**Work order**
Up to and including the line containing "Which Newman projection", please reproduce the lines of the listing below, starting from the top.

**Source data**
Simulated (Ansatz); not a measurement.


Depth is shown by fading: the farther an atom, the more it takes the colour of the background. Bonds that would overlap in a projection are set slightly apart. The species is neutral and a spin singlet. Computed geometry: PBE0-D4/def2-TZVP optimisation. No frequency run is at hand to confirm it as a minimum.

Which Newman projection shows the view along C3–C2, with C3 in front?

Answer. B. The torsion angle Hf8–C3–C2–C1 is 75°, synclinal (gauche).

**Exercise response**
Simulated (Ansatz); not a measurement.


Depth is shown by fading: the farther an atom, the more it takes the colour of the background. Bonds that would overlap in a projection are set slightly apart. The species is neutral and a spin singlet. Computed geometry: PBE0-D4/def2-TZVP optimisation. No frequency run is at hand to confirm it as a minimum.

Which Newman projection shows the view along C3–C2, with C3 in front?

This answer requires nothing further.